Your job is to set down the stretch of entries that opens with the line containing "- Program: VASP 6.6.1" and closes with the line containing "At the start: pressure". Keep both end lines, copy each exactly, and add nothing.

━━ Dataset entries

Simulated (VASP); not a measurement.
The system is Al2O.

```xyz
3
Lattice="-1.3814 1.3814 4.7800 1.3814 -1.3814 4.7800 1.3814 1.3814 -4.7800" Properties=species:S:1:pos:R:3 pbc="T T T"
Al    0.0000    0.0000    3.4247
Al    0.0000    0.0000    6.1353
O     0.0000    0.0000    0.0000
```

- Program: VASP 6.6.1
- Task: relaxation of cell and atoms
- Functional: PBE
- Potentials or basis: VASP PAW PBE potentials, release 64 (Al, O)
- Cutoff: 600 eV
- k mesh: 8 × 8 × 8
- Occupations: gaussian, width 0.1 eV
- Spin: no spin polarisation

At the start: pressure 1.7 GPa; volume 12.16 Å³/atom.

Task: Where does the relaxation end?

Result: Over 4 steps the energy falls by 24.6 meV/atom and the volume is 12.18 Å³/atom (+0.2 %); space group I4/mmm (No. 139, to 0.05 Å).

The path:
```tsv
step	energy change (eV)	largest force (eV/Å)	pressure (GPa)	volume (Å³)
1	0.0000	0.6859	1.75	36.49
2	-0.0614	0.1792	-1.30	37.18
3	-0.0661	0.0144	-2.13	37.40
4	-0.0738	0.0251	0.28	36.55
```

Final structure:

━━━━

### Answer area
- Program: VASP 6.6.1
- Task: relaxation of cell and atoms
- Functional: PBE
- Potentials or basis: VASP PAW PBE potentials, release 64 (Al, O)
- Cutoff: 600 eV
- k mesh: 8 × 8 × 8
- Occupations: gaussian, width 0.1 eV
- Spin: no spin polarisation

At the start: pressure 1.7 GPa; volume 12.16 Å³/atom.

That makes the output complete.